☆ ☆ ☆

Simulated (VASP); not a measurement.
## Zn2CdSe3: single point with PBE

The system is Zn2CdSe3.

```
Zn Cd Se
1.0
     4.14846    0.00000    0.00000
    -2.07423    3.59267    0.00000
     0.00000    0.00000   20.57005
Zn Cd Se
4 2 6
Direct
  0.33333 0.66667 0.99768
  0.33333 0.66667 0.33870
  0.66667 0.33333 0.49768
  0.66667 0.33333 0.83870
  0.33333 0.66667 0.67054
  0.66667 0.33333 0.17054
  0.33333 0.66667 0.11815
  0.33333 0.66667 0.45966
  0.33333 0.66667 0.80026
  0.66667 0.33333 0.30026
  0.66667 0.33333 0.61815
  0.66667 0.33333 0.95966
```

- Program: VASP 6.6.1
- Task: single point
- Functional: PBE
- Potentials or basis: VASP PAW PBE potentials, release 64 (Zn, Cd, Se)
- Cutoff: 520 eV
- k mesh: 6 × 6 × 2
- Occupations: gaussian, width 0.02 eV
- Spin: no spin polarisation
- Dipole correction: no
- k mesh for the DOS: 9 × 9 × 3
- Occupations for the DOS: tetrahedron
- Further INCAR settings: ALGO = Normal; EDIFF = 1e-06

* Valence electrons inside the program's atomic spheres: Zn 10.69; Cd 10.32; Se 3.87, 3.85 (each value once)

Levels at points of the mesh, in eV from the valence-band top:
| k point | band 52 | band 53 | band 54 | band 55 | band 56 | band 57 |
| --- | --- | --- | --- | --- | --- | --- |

☆ ☆ ☆

» REQUIREMENT
Go through the records from the first line and copy each one exactly, ending after the line that contains "- k mesh for the DOS: 9 × 9 × 3". Give nothing else.

» YOUR SOLUTION
Simulated (VASP); not a measurement.
## Zn2CdSe3: single point with PBE

The system is Zn2CdSe3.

```
Zn Cd Se
1.0
     4.14846    0.00000    0.00000
    -2.07423    3.59267    0.00000
     0.00000    0.00000   20.57005
Zn Cd Se
4 2 6
Direct
  0.33333 0.66667 0.99768
  0.33333 0.66667 0.33870
  0.66667 0.33333 0.49768
  0.66667 0.33333 0.83870
  0.33333 0.66667 0.67054
  0.66667 0.33333 0.17054
  0.33333 0.66667 0.11815
  0.33333 0.66667 0.45966
  0.33333 0.66667 0.80026
  0.66667 0.33333 0.30026
  0.66667 0.33333 0.61815
  0.66667 0.33333 0.95966
```

- Program: VASP 6.6.1
- Task: single point
- Functional: PBE
- Potentials or basis: VASP PAW PBE potentials, release 64 (Zn, Cd, Se)
- Cutoff: 520 eV
- k mesh: 6 × 6 × 2
- Occupations: gaussian, width 0.02 eV
- Spin: no spin polarisation
- Dipole correction: no
- k mesh for the DOS: 9 × 9 × 3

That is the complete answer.